GIVEN ENTRIES
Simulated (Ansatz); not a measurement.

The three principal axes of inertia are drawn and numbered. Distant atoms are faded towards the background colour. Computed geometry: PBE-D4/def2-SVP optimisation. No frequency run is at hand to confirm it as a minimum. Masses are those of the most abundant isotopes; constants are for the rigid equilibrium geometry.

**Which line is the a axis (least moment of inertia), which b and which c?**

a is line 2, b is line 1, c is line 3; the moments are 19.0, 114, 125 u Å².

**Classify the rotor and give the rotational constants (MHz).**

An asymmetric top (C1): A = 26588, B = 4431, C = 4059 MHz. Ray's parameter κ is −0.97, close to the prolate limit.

REQUIREMENT
Once more, write out all the data exactly.

YOUR RESPONSE
Simulated (Ansatz); not a measurement.

The three principal axes of inertia are drawn and numbered. Distant atoms are faded towards the background colour. Computed geometry: PBE-D4/def2-SVP optimisation. No frequency run is at hand to confirm it as a minimum. Masses are those of the most abundant isotopes; constants are for the rigid equilibrium geometry.

**Which line is the a axis (least moment of inertia), which b and which c?**

a is line 2, b is line 1, c is line 3; the moments are 19.0, 114, 125 u Å².

**Classify the rotor and give the rotational constants (MHz).**

An asymmetric top (C1): A = 26588, B = 4431, C = 4059 MHz. Ray's parameter κ is −0.97, close to the prolate limit.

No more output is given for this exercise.